ACTION ITEM: Nothing but the lines from the start of the entries through the line containing "All modes are real." should appear in the answer, each given exactly.

----- DATASET RECORDS -----
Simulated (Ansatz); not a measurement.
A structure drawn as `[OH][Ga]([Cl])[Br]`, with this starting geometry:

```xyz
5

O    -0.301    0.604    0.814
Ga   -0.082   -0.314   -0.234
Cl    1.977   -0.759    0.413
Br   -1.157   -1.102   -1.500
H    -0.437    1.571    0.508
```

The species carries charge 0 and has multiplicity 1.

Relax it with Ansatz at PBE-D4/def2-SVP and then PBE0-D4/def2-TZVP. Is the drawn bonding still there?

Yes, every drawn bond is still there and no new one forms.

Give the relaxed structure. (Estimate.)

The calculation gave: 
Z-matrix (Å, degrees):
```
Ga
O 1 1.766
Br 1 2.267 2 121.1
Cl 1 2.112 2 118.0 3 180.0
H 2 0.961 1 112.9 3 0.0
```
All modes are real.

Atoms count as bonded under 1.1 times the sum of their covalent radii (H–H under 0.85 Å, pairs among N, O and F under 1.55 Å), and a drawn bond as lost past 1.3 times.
-----

EXERCISE RESPONSE:
Simulated (Ansatz); not a measurement.
A structure drawn as `[OH][Ga]([Cl])[Br]`, with this starting geometry:

```xyz
5

O    -0.301    0.604    0.814
Ga   -0.082   -0.314   -0.234
Cl    1.977   -0.759    0.413
Br   -1.157   -1.102   -1.500
H    -0.437    1.571    0.508
```

The species carries charge 0 and has multiplicity 1.

Relax it with Ansatz at PBE-D4/def2-SVP and then PBE0-D4/def2-TZVP. Is the drawn bonding still there?

Yes, every drawn bond is still there and no new one forms.

Give the relaxed structure. (Estimate.)

The calculation gave: 
Z-matrix (Å, degrees):
```
Ga
O 1 1.766
Br 1 2.267 2 121.1
Cl 1 2.112 2 118.0 3 180.0
H 2 0.961 1 112.9 3 0.0
```
All modes are real.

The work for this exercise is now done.